• Given entries:
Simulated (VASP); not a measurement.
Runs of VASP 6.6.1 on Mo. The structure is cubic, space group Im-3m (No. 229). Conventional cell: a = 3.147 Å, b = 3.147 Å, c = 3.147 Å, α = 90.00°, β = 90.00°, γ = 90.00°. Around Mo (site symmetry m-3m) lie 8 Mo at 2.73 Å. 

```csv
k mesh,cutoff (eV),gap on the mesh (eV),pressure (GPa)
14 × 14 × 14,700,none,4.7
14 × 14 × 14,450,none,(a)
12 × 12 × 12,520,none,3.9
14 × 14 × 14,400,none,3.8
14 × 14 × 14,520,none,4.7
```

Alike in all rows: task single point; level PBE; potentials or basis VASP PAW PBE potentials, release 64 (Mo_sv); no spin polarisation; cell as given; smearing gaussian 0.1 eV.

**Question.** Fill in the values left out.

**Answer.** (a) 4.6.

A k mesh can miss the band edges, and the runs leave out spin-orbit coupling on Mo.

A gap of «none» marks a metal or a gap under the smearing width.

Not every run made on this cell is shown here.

• Task item:
Word for word, output all of the material.

• Exercise result:
Simulated (VASP); not a measurement.
Runs of VASP 6.6.1 on Mo. The structure is cubic, space group Im-3m (No. 229). Conventional cell: a = 3.147 Å, b = 3.147 Å, c = 3.147 Å, α = 90.00°, β = 90.00°, γ = 90.00°. Around Mo (site symmetry m-3m) lie 8 Mo at 2.73 Å. 

```csv
k mesh,cutoff (eV),gap on the mesh (eV),pressure (GPa)
14 × 14 × 14,700,none,4.7
14 × 14 × 14,450,none,(a)
12 × 12 × 12,520,none,3.9
14 × 14 × 14,400,none,3.8
14 × 14 × 14,520,none,4.7
```

Alike in all rows: task single point; level PBE; potentials or basis VASP PAW PBE potentials, release 64 (Mo_sv); no spin polarisation; cell as given; smearing gaussian 0.1 eV.

**Question.** Fill in the values left out.

**Answer.** (a) 4.6.

A k mesh can miss the band edges, and the runs leave out spin-orbit coupling on Mo.

A gap of «none» marks a metal or a gap under the smearing width.

Not every run made on this cell is shown here.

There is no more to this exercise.